The answer should consist solely of the lines from the first one below through the line containing "The cell holds", copied exactly.

########################################
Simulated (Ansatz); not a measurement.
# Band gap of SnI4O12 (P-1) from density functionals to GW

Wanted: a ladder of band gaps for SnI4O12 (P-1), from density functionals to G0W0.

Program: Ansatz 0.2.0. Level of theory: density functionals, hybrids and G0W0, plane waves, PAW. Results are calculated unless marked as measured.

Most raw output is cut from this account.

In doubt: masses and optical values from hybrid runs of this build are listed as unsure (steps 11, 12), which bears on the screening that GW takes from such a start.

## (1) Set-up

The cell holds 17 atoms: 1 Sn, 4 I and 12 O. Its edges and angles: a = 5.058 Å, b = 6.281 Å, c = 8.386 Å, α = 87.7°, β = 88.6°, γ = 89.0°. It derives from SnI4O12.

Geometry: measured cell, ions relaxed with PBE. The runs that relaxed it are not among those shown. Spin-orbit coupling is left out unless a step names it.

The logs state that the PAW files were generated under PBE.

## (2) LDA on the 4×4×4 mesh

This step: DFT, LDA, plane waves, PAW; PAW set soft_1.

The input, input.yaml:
########################################

* **EXERCISE ANSWER**:
Simulated (Ansatz); not a measurement.
# Band gap of SnI4O12 (P-1) from density functionals to GW

Wanted: a ladder of band gaps for SnI4O12 (P-1), from density functionals to G0W0.

Program: Ansatz 0.2.0. Level of theory: density functionals, hybrids and G0W0, plane waves, PAW. Results are calculated unless marked as measured.

Most raw output is cut from this account.

In doubt: masses and optical values from hybrid runs of this build are listed as unsure (steps 11, 12), which bears on the screening that GW takes from such a start.

## (1) Set-up

The cell holds 17 atoms: 1 Sn, 4 I and 12 O. Its edges and angles: a = 5.058 Å, b = 6.281 Å, c = 8.386 Å, α = 87.7°, β = 88.6°, γ = 89.0°. It derives from SnI4O12.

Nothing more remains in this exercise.